### RECORD SET
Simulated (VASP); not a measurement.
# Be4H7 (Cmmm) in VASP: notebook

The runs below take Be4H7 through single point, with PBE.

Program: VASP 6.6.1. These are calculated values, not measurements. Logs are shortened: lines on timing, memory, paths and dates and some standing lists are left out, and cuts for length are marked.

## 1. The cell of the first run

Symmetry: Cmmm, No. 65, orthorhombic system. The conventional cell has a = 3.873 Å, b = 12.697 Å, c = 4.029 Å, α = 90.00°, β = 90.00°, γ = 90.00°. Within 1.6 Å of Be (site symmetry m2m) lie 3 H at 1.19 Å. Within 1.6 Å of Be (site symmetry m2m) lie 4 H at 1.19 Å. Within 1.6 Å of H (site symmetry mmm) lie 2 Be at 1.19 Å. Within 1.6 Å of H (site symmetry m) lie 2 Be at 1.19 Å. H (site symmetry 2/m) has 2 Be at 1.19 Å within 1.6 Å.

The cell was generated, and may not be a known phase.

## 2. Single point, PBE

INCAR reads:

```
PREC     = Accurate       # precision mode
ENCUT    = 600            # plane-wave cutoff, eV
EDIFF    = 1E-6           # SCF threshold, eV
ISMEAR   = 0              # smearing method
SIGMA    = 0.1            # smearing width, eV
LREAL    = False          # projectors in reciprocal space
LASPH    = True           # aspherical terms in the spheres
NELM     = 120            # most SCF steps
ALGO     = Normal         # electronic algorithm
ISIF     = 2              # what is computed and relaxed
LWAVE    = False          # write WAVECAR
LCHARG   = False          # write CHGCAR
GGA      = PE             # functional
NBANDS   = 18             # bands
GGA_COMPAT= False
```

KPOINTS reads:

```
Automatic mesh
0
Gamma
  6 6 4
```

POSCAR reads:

### ASSIGNED TASK
Of all the entries above, repeat only the lines from the line that has "# Be4H7 (Cmmm) in VASP: notebook" to the line that has "## 1. The cell of the first run", both lines included, exactly.

### RESPONSE AREA
# Be4H7 (Cmmm) in VASP: notebook

The runs below take Be4H7 through single point, with PBE.

Program: VASP 6.6.1. These are calculated values, not measurements. Logs are shortened: lines on timing, memory, paths and dates and some standing lists are left out, and cuts for length are marked.

## 1. The cell of the first run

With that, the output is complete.